** DATASET EXTRACT follows **

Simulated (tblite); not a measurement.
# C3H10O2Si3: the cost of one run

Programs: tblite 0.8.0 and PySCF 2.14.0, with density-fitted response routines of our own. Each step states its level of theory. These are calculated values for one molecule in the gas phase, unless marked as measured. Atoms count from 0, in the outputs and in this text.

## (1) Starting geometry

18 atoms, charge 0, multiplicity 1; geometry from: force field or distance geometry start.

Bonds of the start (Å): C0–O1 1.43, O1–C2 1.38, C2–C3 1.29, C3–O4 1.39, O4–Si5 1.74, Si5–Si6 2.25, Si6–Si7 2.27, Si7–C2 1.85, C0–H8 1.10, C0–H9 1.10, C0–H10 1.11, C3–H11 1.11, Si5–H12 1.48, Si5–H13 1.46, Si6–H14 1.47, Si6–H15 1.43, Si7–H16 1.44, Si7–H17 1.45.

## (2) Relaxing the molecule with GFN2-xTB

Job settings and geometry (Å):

** End of DATASET EXTRACT **

Give back every line of the data exactly.

* **EXERCISE RESPONSE**:
Simulated (tblite); not a measurement.
# C3H10O2Si3: the cost of one run

Programs: tblite 0.8.0 and PySCF 2.14.0, with density-fitted response routines of our own. Each step states its level of theory. These are calculated values for one molecule in the gas phase, unless marked as measured. Atoms count from 0, in the outputs and in this text.

## (1) Starting geometry

18 atoms, charge 0, multiplicity 1; geometry from: force field or distance geometry start.

Bonds of the start (Å): C0–O1 1.43, O1–C2 1.38, C2–C3 1.29, C3–O4 1.39, O4–Si5 1.74, Si5–Si6 2.25, Si6–Si7 2.27, Si7–C2 1.85, C0–H8 1.10, C0–H9 1.10, C0–H10 1.11, C3–H11 1.11, Si5–H12 1.48, Si5–H13 1.46, Si6–H14 1.47, Si6–H15 1.43, Si7–H16 1.44, Si7–H17 1.45.

## (2) Relaxing the molecule with GFN2-xTB

Job settings and geometry (Å):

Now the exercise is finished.